....................

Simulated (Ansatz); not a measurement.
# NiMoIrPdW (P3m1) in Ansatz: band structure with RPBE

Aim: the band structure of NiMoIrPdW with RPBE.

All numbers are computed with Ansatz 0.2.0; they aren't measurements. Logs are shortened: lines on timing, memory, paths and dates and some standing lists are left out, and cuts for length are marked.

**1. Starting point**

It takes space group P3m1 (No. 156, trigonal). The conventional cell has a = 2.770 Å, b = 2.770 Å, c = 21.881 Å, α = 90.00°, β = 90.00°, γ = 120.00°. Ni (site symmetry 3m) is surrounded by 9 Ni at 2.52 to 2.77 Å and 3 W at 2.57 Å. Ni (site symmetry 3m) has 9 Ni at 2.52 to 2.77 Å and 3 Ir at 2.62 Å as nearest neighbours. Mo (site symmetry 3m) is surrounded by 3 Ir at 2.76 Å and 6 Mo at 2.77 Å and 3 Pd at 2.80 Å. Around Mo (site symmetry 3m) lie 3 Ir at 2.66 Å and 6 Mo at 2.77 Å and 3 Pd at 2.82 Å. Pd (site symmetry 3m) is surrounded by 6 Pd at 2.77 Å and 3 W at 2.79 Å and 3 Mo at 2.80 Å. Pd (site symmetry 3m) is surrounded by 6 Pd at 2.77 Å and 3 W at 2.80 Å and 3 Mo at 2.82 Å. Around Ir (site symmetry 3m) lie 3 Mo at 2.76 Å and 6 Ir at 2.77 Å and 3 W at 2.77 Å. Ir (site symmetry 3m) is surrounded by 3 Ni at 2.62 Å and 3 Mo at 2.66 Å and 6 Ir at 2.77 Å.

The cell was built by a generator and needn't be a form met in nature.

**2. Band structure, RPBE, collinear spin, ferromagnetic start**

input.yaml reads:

....................

Each line from the start of the listing through the line with "It takes space" is to be restated verbatim, both ends included.

• Worked solution:
Simulated (Ansatz); not a measurement.
# NiMoIrPdW (P3m1) in Ansatz: band structure with RPBE

Aim: the band structure of NiMoIrPdW with RPBE.

All numbers are computed with Ansatz 0.2.0; they aren't measurements. Logs are shortened: lines on timing, memory, paths and dates and some standing lists are left out, and cuts for length are marked.

**1. Starting point**

It takes space group P3m1 (No. 156, trigonal). The conventional cell has a = 2.770 Å, b = 2.770 Å, c = 21.881 Å, α = 90.00°, β = 90.00°, γ = 120.00°. Ni (site symmetry 3m) is surrounded by 9 Ni at 2.52 to 2.77 Å and 3 W at 2.57 Å. Ni (site symmetry 3m) has 9 Ni at 2.52 to 2.77 Å and 3 Ir at 2.62 Å as nearest neighbours. Mo (site symmetry 3m) is surrounded by 3 Ir at 2.76 Å and 6 Mo at 2.77 Å and 3 Pd at 2.80 Å. Around Mo (site symmetry 3m) lie 3 Ir at 2.66 Å and 6 Mo at 2.77 Å and 3 Pd at 2.82 Å. Pd (site symmetry 3m) is surrounded by 6 Pd at 2.77 Å and 3 W at 2.79 Å and 3 Mo at 2.80 Å. Pd (site symmetry 3m) is surrounded by 6 Pd at 2.77 Å and 3 W at 2.80 Å and 3 Mo at 2.82 Å. Around Ir (site symmetry 3m) lie 3 Mo at 2.76 Å and 6 Ir at 2.77 Å and 3 W at 2.77 Å. Ir (site symmetry 3m) is surrounded by 3 Ni at 2.62 Å and 3 Mo at 2.66 Å and 6 Ir at 2.77 Å.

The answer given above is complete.